The lines below are to be quoted exactly, from the first through the one that contains "The structure derives".

☆ ☆ ☆ ☆ ☆ ☆ ☆

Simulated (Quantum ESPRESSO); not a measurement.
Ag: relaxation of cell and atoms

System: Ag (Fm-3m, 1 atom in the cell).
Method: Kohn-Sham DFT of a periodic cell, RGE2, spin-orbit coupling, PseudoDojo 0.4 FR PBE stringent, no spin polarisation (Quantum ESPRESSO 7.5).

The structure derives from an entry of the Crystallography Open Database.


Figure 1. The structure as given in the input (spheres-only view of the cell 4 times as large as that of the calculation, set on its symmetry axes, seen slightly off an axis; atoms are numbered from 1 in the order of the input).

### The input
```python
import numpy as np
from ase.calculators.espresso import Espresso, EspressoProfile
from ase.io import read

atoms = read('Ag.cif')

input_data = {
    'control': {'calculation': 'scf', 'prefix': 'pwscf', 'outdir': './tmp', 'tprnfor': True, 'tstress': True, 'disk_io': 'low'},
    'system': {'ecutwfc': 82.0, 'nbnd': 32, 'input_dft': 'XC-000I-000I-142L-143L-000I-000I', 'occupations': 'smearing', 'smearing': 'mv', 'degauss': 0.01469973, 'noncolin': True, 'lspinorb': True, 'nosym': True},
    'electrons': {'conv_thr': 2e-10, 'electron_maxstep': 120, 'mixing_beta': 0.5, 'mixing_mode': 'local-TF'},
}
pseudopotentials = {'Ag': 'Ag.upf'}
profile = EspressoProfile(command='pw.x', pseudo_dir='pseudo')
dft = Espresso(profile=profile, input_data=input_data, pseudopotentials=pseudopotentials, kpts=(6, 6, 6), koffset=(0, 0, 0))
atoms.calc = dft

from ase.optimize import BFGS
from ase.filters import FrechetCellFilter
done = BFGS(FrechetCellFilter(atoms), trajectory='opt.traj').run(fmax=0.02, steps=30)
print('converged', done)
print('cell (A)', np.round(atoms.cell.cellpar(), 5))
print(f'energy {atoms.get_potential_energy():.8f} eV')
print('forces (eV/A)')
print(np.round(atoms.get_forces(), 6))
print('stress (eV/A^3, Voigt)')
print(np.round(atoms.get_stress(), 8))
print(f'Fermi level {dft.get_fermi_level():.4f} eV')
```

☆ ☆ ☆ ☆ ☆ ☆ ☆

Answer area
Simulated (Quantum ESPRESSO); not a measurement.
Ag: relaxation of cell and atoms

System: Ag (Fm-3m, 1 atom in the cell).
Method: Kohn-Sham DFT of a periodic cell, RGE2, spin-orbit coupling, PseudoDojo 0.4 FR PBE stringent, no spin polarisation (Quantum ESPRESSO 7.5).

The structure derives from an entry of the Crystallography Open Database.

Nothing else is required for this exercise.